Down to the last line, restate the listing below exactly.

**** Data

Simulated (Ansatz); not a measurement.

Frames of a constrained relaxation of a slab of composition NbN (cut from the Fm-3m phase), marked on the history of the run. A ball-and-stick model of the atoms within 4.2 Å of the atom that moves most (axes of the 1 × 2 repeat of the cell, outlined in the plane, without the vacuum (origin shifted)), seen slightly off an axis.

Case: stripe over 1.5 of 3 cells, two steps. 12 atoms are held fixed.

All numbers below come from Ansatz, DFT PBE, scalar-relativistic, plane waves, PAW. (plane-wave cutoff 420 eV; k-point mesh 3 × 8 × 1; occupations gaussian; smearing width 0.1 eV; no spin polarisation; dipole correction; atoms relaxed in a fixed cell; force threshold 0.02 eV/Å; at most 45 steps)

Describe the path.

********

= Solution =
Simulated (Ansatz); not a measurement.

Frames of a constrained relaxation of a slab of composition NbN (cut from the Fm-3m phase), marked on the history of the run. A ball-and-stick model of the atoms within 4.2 Å of the atom that moves most (axes of the 1 × 2 repeat of the cell, outlined in the plane, without the vacuum (origin shifted)), seen slightly off an axis.

Case: stripe over 1.5 of 3 cells, two steps. 12 atoms are held fixed.

All numbers below come from Ansatz, DFT PBE, scalar-relativistic, plane waves, PAW. (plane-wave cutoff 420 eV; k-point mesh 3 × 8 × 1; occupations gaussian; smearing width 0.1 eV; no spin polarisation; dipole correction; atoms relaxed in a fixed cell; force threshold 0.02 eV/Å; at most 45 steps)

Describe the path.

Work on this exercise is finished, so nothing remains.